————

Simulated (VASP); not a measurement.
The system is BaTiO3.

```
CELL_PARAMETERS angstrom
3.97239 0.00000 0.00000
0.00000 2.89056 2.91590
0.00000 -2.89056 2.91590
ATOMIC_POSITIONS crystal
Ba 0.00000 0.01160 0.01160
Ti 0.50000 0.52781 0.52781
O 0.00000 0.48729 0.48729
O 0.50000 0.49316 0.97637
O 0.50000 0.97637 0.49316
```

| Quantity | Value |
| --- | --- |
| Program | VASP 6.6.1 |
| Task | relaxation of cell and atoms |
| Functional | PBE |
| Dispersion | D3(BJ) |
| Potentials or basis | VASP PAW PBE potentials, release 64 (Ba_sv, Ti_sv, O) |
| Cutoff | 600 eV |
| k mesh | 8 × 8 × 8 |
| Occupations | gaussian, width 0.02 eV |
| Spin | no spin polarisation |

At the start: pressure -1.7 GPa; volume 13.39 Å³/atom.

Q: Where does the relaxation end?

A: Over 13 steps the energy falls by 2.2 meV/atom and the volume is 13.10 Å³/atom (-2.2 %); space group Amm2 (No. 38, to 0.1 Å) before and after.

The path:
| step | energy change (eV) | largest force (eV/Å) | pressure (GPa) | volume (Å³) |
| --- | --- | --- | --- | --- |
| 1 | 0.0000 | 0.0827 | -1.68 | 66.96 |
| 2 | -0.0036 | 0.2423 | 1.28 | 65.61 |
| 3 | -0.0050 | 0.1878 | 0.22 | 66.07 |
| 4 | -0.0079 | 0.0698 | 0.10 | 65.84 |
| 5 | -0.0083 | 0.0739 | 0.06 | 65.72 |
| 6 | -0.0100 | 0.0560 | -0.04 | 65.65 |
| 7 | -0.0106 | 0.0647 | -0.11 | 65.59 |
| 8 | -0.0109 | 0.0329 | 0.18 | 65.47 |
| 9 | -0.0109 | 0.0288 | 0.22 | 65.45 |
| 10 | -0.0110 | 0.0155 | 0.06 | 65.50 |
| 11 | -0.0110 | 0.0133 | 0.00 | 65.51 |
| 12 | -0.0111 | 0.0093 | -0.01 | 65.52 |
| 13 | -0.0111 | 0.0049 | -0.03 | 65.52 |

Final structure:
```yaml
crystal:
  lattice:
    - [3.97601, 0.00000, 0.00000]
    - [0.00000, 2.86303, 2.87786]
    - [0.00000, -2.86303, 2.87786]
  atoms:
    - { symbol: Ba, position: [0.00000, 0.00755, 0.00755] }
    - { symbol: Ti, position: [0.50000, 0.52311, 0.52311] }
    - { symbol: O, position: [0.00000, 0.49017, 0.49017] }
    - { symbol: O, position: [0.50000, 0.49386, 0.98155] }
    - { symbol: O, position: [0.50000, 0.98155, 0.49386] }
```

————

» **ASSIGNMENT**: When the line with "-1.68 | 66.96 |" is reached in the data above, start copying there, and copy each line exactly until the line with "0.22 | 65.45 |" has been copied; copy nothing else.

» **TASK SOLUTION**:
| 1 | 0.0000 | 0.0827 | -1.68 | 66.96 |
| 2 | -0.0036 | 0.2423 | 1.28 | 65.61 |
| 3 | -0.0050 | 0.1878 | 0.22 | 66.07 |
| 4 | -0.0079 | 0.0698 | 0.10 | 65.84 |
| 5 | -0.0083 | 0.0739 | 0.06 | 65.72 |
| 6 | -0.0100 | 0.0560 | -0.04 | 65.65 |
| 7 | -0.0106 | 0.0647 | -0.11 | 65.59 |
| 8 | -0.0109 | 0.0329 | 0.18 | 65.47 |
| 9 | -0.0109 | 0.0288 | 0.22 | 65.45 |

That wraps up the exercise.